■ **GIVEN DATA**
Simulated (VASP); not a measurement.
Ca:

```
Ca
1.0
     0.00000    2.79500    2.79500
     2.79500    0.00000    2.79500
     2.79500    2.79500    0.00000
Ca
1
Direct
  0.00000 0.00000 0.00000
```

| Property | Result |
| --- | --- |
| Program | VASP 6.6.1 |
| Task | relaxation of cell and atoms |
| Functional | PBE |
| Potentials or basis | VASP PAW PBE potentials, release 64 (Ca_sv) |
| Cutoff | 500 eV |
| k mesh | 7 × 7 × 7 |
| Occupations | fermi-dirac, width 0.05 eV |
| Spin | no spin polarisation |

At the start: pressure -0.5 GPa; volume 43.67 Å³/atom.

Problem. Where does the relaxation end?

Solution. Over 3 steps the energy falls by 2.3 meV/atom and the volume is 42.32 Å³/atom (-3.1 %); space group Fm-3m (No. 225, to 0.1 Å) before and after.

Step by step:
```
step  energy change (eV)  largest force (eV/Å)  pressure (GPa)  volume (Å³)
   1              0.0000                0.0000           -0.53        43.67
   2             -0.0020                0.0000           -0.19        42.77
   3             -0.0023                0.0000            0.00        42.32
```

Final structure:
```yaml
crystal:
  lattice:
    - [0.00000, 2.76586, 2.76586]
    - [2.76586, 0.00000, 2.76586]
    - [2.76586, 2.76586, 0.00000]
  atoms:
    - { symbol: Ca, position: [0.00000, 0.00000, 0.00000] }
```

■ **BRIEF**
Copy out word for word each line of the listing, from the very first line down to the line containing "VASP 6.6.1 |", and stop after that line.

■ **TASK SOLUTION**
Simulated (VASP); not a measurement.
Ca:

```
Ca
1.0
     0.00000    2.79500    2.79500
     2.79500    0.00000    2.79500
     2.79500    2.79500    0.00000
Ca
1
Direct
  0.00000 0.00000 0.00000
```

| Property | Result |
| --- | --- |
| Program | VASP 6.6.1 |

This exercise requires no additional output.